ASSIGNED TASK — Give back exactly the lines that run from the beginning of the entries to the line containing "Q: Predict the pressure.", both included, and nothing else.

DATASET CONTENT —
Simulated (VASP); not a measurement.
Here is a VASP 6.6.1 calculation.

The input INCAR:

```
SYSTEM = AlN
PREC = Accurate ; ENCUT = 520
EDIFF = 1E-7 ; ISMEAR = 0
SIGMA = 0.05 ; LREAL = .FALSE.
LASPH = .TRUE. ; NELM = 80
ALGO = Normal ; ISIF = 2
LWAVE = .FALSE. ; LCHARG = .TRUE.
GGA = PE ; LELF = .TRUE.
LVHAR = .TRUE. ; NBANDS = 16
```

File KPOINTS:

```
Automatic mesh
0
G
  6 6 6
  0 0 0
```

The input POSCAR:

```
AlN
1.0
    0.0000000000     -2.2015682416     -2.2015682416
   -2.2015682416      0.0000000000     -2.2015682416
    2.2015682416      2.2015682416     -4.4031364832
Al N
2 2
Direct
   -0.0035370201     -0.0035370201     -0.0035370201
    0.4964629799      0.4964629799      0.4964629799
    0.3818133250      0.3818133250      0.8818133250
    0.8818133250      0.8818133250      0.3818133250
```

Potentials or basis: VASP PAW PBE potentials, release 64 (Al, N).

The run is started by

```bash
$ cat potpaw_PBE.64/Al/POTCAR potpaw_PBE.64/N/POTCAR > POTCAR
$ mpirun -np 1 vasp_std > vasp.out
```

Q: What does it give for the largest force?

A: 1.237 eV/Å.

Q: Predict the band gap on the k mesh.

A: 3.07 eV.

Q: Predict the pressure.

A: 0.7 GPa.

SOLUTION —
Simulated (VASP); not a measurement.
Here is a VASP 6.6.1 calculation.

The input INCAR:

```
SYSTEM = AlN
PREC = Accurate ; ENCUT = 520
EDIFF = 1E-7 ; ISMEAR = 0
SIGMA = 0.05 ; LREAL = .FALSE.
LASPH = .TRUE. ; NELM = 80
ALGO = Normal ; ISIF = 2
LWAVE = .FALSE. ; LCHARG = .TRUE.
GGA = PE ; LELF = .TRUE.
LVHAR = .TRUE. ; NBANDS = 16
```

File KPOINTS:

```
Automatic mesh
0
G
  6 6 6
  0 0 0
```

The input POSCAR:

```
AlN
1.0
    0.0000000000     -2.2015682416     -2.2015682416
   -2.2015682416      0.0000000000     -2.2015682416
    2.2015682416      2.2015682416     -4.4031364832
Al N
2 2
Direct
   -0.0035370201     -0.0035370201     -0.0035370201
    0.4964629799      0.4964629799      0.4964629799
    0.3818133250      0.3818133250      0.8818133250
    0.8818133250      0.8818133250      0.3818133250
```

Potentials or basis: VASP PAW PBE potentials, release 64 (Al, N).

The run is started by

```bash
$ cat potpaw_PBE.64/Al/POTCAR potpaw_PBE.64/N/POTCAR > POTCAR
$ mpirun -np 1 vasp_std > vasp.out
```

Q: What does it give for the largest force?

A: 1.237 eV/Å.

Q: Predict the band gap on the k mesh.

A: 3.07 eV.

Q: Predict the pressure.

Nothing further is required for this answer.